# [WORK REQUEST]
Go through the following data and transcribe exactly the stretch of lines from the one holding "(A) Laplacian of the electron density" to the one holding "(D) log10 of the electron density", both included.

++++++
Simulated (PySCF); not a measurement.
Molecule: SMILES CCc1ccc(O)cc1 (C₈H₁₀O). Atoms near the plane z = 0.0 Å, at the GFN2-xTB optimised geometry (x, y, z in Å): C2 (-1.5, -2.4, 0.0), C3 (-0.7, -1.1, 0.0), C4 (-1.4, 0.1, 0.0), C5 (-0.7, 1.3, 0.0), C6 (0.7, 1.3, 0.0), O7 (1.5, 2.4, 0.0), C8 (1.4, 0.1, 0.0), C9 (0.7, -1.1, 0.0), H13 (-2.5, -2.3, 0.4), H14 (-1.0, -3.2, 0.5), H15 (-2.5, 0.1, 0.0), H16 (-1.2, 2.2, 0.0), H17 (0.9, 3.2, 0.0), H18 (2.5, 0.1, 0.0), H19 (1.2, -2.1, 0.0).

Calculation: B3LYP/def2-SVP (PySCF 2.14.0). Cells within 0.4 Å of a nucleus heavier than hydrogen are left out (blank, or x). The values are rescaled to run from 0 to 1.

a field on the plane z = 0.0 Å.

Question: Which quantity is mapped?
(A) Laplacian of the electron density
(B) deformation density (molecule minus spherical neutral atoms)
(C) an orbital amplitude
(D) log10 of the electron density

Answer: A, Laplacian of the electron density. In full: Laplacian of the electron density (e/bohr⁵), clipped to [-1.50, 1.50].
++++++

# [WRITTEN REPLY]
(A) Laplacian of the electron density
(B) deformation density (molecule minus spherical neutral atoms)
(C) an orbital amplitude
(D) log10 of the electron density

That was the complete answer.